MATERIAL SUPPLIED ▸
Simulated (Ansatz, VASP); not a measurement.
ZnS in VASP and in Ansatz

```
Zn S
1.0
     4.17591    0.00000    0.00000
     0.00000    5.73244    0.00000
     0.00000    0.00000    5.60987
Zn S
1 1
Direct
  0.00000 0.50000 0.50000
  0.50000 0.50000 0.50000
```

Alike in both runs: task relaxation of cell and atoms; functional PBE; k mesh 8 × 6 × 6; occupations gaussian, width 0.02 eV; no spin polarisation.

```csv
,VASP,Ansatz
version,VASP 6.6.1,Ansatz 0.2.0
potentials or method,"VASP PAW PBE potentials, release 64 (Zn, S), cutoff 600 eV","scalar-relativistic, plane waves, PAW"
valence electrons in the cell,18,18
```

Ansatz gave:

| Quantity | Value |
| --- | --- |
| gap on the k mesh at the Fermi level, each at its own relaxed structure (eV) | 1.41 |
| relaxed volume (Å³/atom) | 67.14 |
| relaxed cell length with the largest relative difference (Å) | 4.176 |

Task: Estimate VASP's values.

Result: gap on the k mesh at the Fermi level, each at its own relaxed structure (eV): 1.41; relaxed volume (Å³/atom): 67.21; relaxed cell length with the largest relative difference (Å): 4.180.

EXERCISE ▸ Return, exactly, the lines from the first line of the records above to the line containing "Task: Estimate VASP's values.", both included.

WRITTEN RESPONSE ▸
Simulated (Ansatz, VASP); not a measurement.
ZnS in VASP and in Ansatz

```
Zn S
1.0
     4.17591    0.00000    0.00000
     0.00000    5.73244    0.00000
     0.00000    0.00000    5.60987
Zn S
1 1
Direct
  0.00000 0.50000 0.50000
  0.50000 0.50000 0.50000
```

Alike in both runs: task relaxation of cell and atoms; functional PBE; k mesh 8 × 6 × 6; occupations gaussian, width 0.02 eV; no spin polarisation.

```csv
,VASP,Ansatz
version,VASP 6.6.1,Ansatz 0.2.0
potentials or method,"VASP PAW PBE potentials, release 64 (Zn, S), cutoff 600 eV","scalar-relativistic, plane waves, PAW"
valence electrons in the cell,18,18
```

Ansatz gave:

| Quantity | Value |
| --- | --- |
| gap on the k mesh at the Fermi level, each at its own relaxed structure (eV) | 1.41 |
| relaxed volume (Å³/atom) | 67.14 |
| relaxed cell length with the largest relative difference (Å) | 4.176 |

Task: Estimate VASP's values.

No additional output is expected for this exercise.